Brief. Beginning with the first line, copy out each line of the material until the line containing "Result: Pressure 17.9" has been copied as well.

=== Section Start ===

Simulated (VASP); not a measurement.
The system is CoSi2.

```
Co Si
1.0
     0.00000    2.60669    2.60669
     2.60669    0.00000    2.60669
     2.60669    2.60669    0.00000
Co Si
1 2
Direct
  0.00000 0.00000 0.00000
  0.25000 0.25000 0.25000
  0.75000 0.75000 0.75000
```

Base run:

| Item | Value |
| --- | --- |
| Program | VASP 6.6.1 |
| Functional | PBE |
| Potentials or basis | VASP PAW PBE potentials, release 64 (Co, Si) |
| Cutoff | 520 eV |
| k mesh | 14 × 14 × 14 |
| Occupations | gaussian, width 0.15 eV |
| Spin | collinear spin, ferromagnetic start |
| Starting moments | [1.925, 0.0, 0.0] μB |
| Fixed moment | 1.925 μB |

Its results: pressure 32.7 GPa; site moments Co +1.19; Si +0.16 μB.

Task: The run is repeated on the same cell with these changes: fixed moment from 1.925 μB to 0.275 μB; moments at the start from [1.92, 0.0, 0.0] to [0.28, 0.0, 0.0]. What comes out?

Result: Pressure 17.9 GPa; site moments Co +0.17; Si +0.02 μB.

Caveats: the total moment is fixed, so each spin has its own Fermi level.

=== Section End ===

Response box.
Simulated (VASP); not a measurement.
The system is CoSi2.

```
Co Si
1.0
     0.00000    2.60669    2.60669
     2.60669    0.00000    2.60669
     2.60669    2.60669    0.00000
Co Si
1 2
Direct
  0.00000 0.00000 0.00000
  0.25000 0.25000 0.25000
  0.75000 0.75000 0.75000
```

Base run:

| Item | Value |
| --- | --- |
| Program | VASP 6.6.1 |
| Functional | PBE |
| Potentials or basis | VASP PAW PBE potentials, release 64 (Co, Si) |
| Cutoff | 520 eV |
| k mesh | 14 × 14 × 14 |
| Occupations | gaussian, width 0.15 eV |
| Spin | collinear spin, ferromagnetic start |
| Starting moments | [1.925, 0.0, 0.0] μB |
| Fixed moment | 1.925 μB |

Its results: pressure 32.7 GPa; site moments Co +1.19; Si +0.16 μB.

Task: The run is repeated on the same cell with these changes: fixed moment from 1.925 μB to 0.275 μB; moments at the start from [1.92, 0.0, 0.0] to [0.28, 0.0, 0.0]. What comes out?

Result: Pressure 17.9 GPa; site moments Co +0.17; Si +0.02 μB.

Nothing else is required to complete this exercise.